- **WORK ORDER**
Write out again each line of the material below, unchanged, from the first one to the line that holds "The structure of".

╭──
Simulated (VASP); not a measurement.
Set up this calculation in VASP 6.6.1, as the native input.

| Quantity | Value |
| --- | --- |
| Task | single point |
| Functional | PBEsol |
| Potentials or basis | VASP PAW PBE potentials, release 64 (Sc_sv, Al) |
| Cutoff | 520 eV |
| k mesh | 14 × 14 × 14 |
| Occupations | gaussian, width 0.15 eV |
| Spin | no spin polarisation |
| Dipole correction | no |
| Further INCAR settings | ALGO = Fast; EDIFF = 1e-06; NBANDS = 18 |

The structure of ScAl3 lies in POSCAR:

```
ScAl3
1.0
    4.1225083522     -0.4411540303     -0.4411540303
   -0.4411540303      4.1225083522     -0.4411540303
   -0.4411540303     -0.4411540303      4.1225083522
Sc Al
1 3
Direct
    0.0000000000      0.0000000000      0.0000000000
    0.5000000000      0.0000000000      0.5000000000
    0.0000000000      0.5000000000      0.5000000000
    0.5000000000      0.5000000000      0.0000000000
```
╰──

- **ANSWER AREA**
Simulated (VASP); not a measurement.
Set up this calculation in VASP 6.6.1, as the native input.

| Quantity | Value |
| --- | --- |
| Task | single point |
| Functional | PBEsol |
| Potentials or basis | VASP PAW PBE potentials, release 64 (Sc_sv, Al) |
| Cutoff | 520 eV |
| k mesh | 14 × 14 × 14 |
| Occupations | gaussian, width 0.15 eV |
| Spin | no spin polarisation |
| Dipole correction | no |
| Further INCAR settings | ALGO = Fast; EDIFF = 1e-06; NBANDS = 18 |

The structure of ScAl3 lies in POSCAR:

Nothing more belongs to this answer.